WORK ORDER: In the entries below, find the line with "All values below" and the line with "run end with?". Return those two lines and all lines between them, exactly.

ENTRIES SHOWN:

|---|

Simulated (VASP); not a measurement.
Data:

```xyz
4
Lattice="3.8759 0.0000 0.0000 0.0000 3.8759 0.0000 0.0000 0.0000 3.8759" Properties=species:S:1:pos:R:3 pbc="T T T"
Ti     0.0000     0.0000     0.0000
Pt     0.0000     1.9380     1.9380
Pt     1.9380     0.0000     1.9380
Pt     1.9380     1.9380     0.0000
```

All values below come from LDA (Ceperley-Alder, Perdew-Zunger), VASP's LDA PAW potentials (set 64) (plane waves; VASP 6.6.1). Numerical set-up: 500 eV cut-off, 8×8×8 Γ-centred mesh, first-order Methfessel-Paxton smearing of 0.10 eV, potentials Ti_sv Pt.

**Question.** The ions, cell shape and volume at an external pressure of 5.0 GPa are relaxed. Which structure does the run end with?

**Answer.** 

|---|

ANSWER AREA:
All values below come from LDA (Ceperley-Alder, Perdew-Zunger), VASP's LDA PAW potentials (set 64) (plane waves; VASP 6.6.1). Numerical set-up: 500 eV cut-off, 8×8×8 Γ-centred mesh, first-order Methfessel-Paxton smearing of 0.10 eV, potentials Ti_sv Pt.

**Question.** The ions, cell shape and volume at an external pressure of 5.0 GPa are relaxed. Which structure does the run end with?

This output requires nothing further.